========

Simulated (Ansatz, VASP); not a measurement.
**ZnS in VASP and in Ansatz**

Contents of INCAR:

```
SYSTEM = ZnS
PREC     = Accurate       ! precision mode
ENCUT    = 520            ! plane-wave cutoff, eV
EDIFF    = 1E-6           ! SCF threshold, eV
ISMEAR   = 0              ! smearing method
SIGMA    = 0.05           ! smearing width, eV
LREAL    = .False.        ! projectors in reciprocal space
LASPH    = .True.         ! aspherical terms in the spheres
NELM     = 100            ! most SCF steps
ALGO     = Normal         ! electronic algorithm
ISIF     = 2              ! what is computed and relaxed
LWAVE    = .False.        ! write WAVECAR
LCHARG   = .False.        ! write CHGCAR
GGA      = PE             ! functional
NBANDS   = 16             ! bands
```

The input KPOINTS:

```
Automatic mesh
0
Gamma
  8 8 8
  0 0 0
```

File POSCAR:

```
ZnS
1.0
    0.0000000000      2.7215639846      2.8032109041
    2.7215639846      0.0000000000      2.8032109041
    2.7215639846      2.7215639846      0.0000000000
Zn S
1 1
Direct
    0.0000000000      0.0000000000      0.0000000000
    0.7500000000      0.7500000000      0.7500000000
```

========

WORK ITEM: Reproduce the entire listing so that it matches the original in every line.

ANSWER BOX:
Simulated (Ansatz, VASP); not a measurement.
**ZnS in VASP and in Ansatz**

Contents of INCAR:

```
SYSTEM = ZnS
PREC     = Accurate       ! precision mode
ENCUT    = 520            ! plane-wave cutoff, eV
EDIFF    = 1E-6           ! SCF threshold, eV
ISMEAR   = 0              ! smearing method
SIGMA    = 0.05           ! smearing width, eV
LREAL    = .False.        ! projectors in reciprocal space
LASPH    = .True.         ! aspherical terms in the spheres
NELM     = 100            ! most SCF steps
ALGO     = Normal         ! electronic algorithm
ISIF     = 2              ! what is computed and relaxed
LWAVE    = .False.        ! write WAVECAR
LCHARG   = .False.        ! write CHGCAR
GGA      = PE             ! functional
NBANDS   = 16             ! bands
```

The input KPOINTS:

```
Automatic mesh
0
Gamma
  8 8 8
  0 0 0
```

File POSCAR:

```
ZnS
1.0
    0.0000000000      2.7215639846      2.8032109041
    2.7215639846      0.0000000000      2.8032109041
    2.7215639846      2.7215639846      0.0000000000
Zn S
1 1
Direct
    0.0000000000      0.0000000000      0.0000000000
    0.7500000000      0.7500000000      0.7500000000
```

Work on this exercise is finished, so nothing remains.